Brief –
Below are some records. Print exactly the lines between the one holding "## Key numbers" and the one holding "- hardware: 1", inclusive, and nothing else.

Input data –
----------

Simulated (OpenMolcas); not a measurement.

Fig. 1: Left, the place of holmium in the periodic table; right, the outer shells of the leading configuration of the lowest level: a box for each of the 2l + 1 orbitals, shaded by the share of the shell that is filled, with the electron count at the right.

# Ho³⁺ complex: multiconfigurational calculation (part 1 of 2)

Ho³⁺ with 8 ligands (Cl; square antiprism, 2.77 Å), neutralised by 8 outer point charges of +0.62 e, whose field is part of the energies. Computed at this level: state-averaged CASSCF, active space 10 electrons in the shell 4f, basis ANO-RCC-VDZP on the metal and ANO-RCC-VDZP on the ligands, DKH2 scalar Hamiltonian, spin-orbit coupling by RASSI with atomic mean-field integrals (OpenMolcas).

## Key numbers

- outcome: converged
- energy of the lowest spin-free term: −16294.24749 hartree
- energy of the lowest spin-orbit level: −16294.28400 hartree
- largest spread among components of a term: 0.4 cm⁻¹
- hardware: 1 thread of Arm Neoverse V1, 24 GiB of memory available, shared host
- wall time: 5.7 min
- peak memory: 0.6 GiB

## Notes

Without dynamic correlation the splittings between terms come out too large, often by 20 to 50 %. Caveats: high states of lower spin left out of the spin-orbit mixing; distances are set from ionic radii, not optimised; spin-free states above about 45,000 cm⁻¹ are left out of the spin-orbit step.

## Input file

----------

Task output –
## Key numbers

- outcome: converged
- energy of the lowest spin-free term: −16294.24749 hartree
- energy of the lowest spin-orbit level: −16294.28400 hartree
- largest spread among components of a term: 0.4 cm⁻¹
- hardware: 1 thread of Arm Neoverse V1, 24 GiB of memory available, shared host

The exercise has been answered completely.